### Dataset entries:
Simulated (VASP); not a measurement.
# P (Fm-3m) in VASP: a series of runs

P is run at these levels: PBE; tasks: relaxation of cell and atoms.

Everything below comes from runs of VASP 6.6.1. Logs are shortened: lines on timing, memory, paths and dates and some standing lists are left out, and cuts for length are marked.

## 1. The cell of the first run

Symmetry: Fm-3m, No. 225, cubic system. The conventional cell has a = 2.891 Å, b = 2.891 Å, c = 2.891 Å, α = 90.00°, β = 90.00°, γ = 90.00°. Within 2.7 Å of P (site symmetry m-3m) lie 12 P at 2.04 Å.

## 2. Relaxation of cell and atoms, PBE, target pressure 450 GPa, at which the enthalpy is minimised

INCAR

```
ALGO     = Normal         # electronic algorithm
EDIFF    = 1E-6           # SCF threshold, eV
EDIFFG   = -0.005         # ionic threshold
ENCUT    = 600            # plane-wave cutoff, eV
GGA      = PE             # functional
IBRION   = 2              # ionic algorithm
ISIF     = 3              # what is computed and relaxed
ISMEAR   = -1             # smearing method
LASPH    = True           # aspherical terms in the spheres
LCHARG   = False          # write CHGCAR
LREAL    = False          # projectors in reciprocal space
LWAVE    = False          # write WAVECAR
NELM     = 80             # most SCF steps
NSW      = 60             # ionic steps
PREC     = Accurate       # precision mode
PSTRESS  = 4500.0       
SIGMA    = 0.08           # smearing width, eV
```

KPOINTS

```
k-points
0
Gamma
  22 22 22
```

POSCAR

### Action item:
Lines from the start of the material through the line containing "Symmetry: Fm-3m, No." are wanted. Write them out exactly.

### Written answer:
Simulated (VASP); not a measurement.
# P (Fm-3m) in VASP: a series of runs

P is run at these levels: PBE; tasks: relaxation of cell and atoms.

Everything below comes from runs of VASP 6.6.1. Logs are shortened: lines on timing, memory, paths and dates and some standing lists are left out, and cuts for length are marked.

## 1. The cell of the first run

Symmetry: Fm-3m, No. 225, cubic system. The conventional cell has a = 2.891 Å, b = 2.891 Å, c = 2.891 Å, α = 90.00°, β = 90.00°, γ = 90.00°. Within 2.7 Å of P (site symmetry m-3m) lie 12 P at 2.04 Å.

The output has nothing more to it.